▸ Stored data
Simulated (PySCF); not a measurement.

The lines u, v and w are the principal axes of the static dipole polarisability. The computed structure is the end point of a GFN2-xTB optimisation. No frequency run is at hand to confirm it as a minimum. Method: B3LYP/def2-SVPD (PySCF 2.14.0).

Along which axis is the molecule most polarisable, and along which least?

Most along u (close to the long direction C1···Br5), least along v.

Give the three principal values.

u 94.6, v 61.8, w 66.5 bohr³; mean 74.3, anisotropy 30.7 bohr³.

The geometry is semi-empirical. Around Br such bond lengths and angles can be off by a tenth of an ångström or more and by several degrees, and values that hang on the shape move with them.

▸ Task item
Each line from the start of the listing above through the line containing "u 94.6, v 61.8, w" must be reproduced exactly. Leave out the rest.

▸ Your response
Simulated (PySCF); not a measurement.

The lines u, v and w are the principal axes of the static dipole polarisability. The computed structure is the end point of a GFN2-xTB optimisation. No frequency run is at hand to confirm it as a minimum. Method: B3LYP/def2-SVPD (PySCF 2.14.0).

Along which axis is the molecule most polarisable, and along which least?

Most along u (close to the long direction C1···Br5), least along v.

Give the three principal values.

u 94.6, v 61.8, w 66.5 bohr³; mean 74.3, anisotropy 30.7 bohr³.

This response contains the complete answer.